Given data:
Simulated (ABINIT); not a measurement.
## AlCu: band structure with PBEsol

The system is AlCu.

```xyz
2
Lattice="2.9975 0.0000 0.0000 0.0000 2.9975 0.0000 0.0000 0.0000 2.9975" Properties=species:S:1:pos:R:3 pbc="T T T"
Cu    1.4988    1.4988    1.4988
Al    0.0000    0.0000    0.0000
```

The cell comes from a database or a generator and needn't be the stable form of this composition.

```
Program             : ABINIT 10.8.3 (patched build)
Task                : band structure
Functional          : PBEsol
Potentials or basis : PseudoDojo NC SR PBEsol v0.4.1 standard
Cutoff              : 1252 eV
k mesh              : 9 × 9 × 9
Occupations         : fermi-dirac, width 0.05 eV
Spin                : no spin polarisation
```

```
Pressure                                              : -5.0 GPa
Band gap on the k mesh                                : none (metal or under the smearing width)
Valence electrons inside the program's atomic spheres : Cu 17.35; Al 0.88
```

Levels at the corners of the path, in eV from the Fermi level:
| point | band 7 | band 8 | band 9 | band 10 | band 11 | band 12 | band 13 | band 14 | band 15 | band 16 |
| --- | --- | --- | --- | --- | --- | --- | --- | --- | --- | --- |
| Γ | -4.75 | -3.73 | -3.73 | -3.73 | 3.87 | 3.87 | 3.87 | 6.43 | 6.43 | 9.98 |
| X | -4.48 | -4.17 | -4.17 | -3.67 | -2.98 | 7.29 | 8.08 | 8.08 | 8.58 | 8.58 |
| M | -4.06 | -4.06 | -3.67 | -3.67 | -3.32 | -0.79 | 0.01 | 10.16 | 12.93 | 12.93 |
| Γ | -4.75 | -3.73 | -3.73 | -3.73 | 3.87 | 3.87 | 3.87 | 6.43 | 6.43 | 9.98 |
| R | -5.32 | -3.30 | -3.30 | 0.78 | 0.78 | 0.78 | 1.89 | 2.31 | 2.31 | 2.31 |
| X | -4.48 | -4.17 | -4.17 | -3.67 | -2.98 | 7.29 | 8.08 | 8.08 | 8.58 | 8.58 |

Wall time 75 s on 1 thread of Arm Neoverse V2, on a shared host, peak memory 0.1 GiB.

Assignment:
Start with the first line of the data and print every line exactly. The line containing "2.31 | 2.31 |" is the last one to include.

Written solution:
Simulated (ABINIT); not a measurement.
## AlCu: band structure with PBEsol

The system is AlCu.

```xyz
2
Lattice="2.9975 0.0000 0.0000 0.0000 2.9975 0.0000 0.0000 0.0000 2.9975" Properties=species:S:1:pos:R:3 pbc="T T T"
Cu    1.4988    1.4988    1.4988
Al    0.0000    0.0000    0.0000
```

The cell comes from a database or a generator and needn't be the stable form of this composition.

```
Program             : ABINIT 10.8.3 (patched build)
Task                : band structure
Functional          : PBEsol
Potentials or basis : PseudoDojo NC SR PBEsol v0.4.1 standard
Cutoff              : 1252 eV
k mesh              : 9 × 9 × 9
Occupations         : fermi-dirac, width 0.05 eV
Spin                : no spin polarisation
```

```
Pressure                                              : -5.0 GPa
Band gap on the k mesh                                : none (metal or under the smearing width)
Valence electrons inside the program's atomic spheres : Cu 17.35; Al 0.88
```

Levels at the corners of the path, in eV from the Fermi level:
| point | band 7 | band 8 | band 9 | band 10 | band 11 | band 12 | band 13 | band 14 | band 15 | band 16 |
| --- | --- | --- | --- | --- | --- | --- | --- | --- | --- | --- |
| Γ | -4.75 | -3.73 | -3.73 | -3.73 | 3.87 | 3.87 | 3.87 | 6.43 | 6.43 | 9.98 |
| X | -4.48 | -4.17 | -4.17 | -3.67 | -2.98 | 7.29 | 8.08 | 8.08 | 8.58 | 8.58 |
| M | -4.06 | -4.06 | -3.67 | -3.67 | -3.32 | -0.79 | 0.01 | 10.16 | 12.93 | 12.93 |
| Γ | -4.75 | -3.73 | -3.73 | -3.73 | 3.87 | 3.87 | 3.87 | 6.43 | 6.43 | 9.98 |
| R | -5.32 | -3.30 | -3.30 | 0.78 | 0.78 | 0.78 | 1.89 | 2.31 | 2.31 | 2.31 |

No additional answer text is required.